#### Entries provided
- - - - - - -
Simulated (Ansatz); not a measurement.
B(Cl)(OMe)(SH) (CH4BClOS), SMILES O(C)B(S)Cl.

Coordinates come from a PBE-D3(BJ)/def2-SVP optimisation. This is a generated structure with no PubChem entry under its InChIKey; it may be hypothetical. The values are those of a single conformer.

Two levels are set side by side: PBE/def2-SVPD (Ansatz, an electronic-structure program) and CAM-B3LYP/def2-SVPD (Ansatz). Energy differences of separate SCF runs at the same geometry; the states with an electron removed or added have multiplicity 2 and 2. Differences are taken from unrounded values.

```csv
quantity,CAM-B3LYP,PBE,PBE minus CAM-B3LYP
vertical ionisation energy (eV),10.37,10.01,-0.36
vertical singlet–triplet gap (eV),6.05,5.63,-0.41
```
- - - - - - -

#### Exercise
Exact reproduction of the lines from the top of the material through the line where "Coordinates come from" appears is required, both boundary lines included, with no other output.

#### Task output
Simulated (Ansatz); not a measurement.
B(Cl)(OMe)(SH) (CH4BClOS), SMILES O(C)B(S)Cl.

Coordinates come from a PBE-D3(BJ)/def2-SVP optimisation. This is a generated structure with no PubChem entry under its InChIKey; it may be hypothetical. The values are those of a single conformer.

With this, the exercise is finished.